☆ ☆ ☆

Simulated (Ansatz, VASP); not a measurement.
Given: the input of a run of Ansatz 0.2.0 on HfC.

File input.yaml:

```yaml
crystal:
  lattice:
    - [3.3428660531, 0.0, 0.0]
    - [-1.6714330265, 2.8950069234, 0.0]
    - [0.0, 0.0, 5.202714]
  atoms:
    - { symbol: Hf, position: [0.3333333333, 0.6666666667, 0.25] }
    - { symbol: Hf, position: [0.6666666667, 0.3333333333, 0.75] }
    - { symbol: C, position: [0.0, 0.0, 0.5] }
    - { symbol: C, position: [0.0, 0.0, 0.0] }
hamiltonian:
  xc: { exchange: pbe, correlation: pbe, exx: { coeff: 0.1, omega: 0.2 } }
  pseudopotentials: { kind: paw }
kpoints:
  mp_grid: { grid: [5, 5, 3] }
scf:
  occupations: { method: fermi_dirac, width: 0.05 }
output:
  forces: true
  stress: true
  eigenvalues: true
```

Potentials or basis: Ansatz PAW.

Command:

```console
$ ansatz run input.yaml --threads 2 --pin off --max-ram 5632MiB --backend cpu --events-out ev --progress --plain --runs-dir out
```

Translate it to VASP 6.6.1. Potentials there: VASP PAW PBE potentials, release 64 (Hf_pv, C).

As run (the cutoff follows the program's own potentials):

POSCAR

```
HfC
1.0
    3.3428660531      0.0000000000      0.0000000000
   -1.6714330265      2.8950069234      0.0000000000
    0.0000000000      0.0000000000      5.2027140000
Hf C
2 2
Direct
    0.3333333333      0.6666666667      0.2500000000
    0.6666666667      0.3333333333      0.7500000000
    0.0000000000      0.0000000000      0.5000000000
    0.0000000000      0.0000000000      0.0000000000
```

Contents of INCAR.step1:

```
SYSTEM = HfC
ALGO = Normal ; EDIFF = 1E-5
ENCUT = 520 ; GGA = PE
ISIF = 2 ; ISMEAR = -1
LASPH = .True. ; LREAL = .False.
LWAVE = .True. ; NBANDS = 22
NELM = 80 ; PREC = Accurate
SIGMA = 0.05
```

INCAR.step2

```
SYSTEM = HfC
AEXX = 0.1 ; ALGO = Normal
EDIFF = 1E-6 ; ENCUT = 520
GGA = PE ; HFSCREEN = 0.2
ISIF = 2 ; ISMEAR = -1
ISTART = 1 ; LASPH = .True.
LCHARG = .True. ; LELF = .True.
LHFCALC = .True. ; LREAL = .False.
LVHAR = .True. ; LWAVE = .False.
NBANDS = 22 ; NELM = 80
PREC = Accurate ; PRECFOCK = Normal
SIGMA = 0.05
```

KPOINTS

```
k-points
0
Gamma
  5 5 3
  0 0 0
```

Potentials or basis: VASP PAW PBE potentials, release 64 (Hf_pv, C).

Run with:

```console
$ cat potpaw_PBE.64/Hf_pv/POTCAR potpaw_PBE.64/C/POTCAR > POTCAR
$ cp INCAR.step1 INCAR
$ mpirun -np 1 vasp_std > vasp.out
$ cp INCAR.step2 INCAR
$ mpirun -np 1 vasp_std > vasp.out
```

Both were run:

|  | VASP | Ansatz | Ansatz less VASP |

☆ ☆ ☆

WORK INSTRUCTION:
Your output should be an exact copy of the lines from the top of the listing above to the line with "Translate it to", both ends included.

TASK SOLUTION:
Simulated (Ansatz, VASP); not a measurement.
Given: the input of a run of Ansatz 0.2.0 on HfC.

File input.yaml:

```yaml
crystal:
  lattice:
    - [3.3428660531, 0.0, 0.0]
    - [-1.6714330265, 2.8950069234, 0.0]
    - [0.0, 0.0, 5.202714]
  atoms:
    - { symbol: Hf, position: [0.3333333333, 0.6666666667, 0.25] }
    - { symbol: Hf, position: [0.6666666667, 0.3333333333, 0.75] }
    - { symbol: C, position: [0.0, 0.0, 0.5] }
    - { symbol: C, position: [0.0, 0.0, 0.0] }
hamiltonian:
  xc: { exchange: pbe, correlation: pbe, exx: { coeff: 0.1, omega: 0.2 } }
  pseudopotentials: { kind: paw }
kpoints:
  mp_grid: { grid: [5, 5, 3] }
scf:
  occupations: { method: fermi_dirac, width: 0.05 }
output:
  forces: true
  stress: true
  eigenvalues: true
```

Potentials or basis: Ansatz PAW.

Command:

```console
$ ansatz run input.yaml --threads 2 --pin off --max-ram 5632MiB --backend cpu --events-out ev --progress --plain --runs-dir out
```

Translate it to VASP 6.6.1. Potentials there: VASP PAW PBE potentials, release 64 (Hf_pv, C).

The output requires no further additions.